* **Exercise**:
For this exercise, repeat the listing below from its first line through the line containing "The pressure is its mean diagonal, -2.42 GPa.", exactly as written.

* **Material supplied**:
/---
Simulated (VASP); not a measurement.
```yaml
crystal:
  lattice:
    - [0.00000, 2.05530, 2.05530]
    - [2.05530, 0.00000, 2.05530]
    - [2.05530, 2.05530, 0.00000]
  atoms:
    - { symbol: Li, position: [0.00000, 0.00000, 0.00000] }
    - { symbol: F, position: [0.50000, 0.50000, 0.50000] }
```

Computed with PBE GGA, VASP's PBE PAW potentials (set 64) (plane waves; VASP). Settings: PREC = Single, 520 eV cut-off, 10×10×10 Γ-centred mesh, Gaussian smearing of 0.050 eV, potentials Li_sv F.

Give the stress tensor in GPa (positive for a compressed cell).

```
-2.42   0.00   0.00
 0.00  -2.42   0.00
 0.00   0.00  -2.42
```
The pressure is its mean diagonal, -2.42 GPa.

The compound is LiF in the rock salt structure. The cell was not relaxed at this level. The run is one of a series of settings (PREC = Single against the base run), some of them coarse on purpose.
\---

* **Expected answer**:
Simulated (VASP); not a measurement.
```yaml
crystal:
  lattice:
    - [0.00000, 2.05530, 2.05530]
    - [2.05530, 0.00000, 2.05530]
    - [2.05530, 2.05530, 0.00000]
  atoms:
    - { symbol: Li, position: [0.00000, 0.00000, 0.00000] }
    - { symbol: F, position: [0.50000, 0.50000, 0.50000] }
```

Computed with PBE GGA, VASP's PBE PAW potentials (set 64) (plane waves; VASP). Settings: PREC = Single, 520 eV cut-off, 10×10×10 Γ-centred mesh, Gaussian smearing of 0.050 eV, potentials Li_sv F.

Give the stress tensor in GPa (positive for a compressed cell).

```
-2.42   0.00   0.00
 0.00  -2.42   0.00
 0.00   0.00  -2.42
```
The pressure is its mean diagonal, -2.42 GPa.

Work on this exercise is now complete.